##### Exercise data #####
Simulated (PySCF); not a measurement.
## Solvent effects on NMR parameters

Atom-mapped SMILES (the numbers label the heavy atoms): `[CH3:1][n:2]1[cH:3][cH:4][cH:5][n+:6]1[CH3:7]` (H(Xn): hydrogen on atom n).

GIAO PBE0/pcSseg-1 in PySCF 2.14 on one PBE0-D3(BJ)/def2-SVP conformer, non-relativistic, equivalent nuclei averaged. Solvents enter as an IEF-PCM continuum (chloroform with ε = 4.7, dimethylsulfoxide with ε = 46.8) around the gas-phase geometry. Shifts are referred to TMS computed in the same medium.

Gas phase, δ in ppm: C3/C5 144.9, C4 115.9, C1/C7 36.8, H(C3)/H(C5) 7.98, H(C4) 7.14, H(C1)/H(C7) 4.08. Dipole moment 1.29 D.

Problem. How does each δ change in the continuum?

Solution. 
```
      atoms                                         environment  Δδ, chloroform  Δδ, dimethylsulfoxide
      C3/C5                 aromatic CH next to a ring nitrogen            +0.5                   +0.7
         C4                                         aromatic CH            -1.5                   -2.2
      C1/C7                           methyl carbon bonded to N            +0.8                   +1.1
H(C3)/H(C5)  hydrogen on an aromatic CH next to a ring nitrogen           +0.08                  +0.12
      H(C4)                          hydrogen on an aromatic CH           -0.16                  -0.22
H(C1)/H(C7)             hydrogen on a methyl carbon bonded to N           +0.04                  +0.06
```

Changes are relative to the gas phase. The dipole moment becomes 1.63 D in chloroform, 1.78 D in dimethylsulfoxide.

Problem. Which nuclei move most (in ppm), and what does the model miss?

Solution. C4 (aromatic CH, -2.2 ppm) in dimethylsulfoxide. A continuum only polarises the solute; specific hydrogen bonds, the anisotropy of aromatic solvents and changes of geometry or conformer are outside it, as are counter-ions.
#####

Please reproduce exactly the lines from the first one of the records above through the line containing "Atom-mapped SMILES (the", both included, and nothing else.

Simulated (PySCF); not a measurement.
## Solvent effects on NMR parameters

Atom-mapped SMILES (the numbers label the heavy atoms): `[CH3:1][n:2]1[cH:3][cH:4][cH:5][n+:6]1[CH3:7]` (H(Xn): hydrogen on atom n).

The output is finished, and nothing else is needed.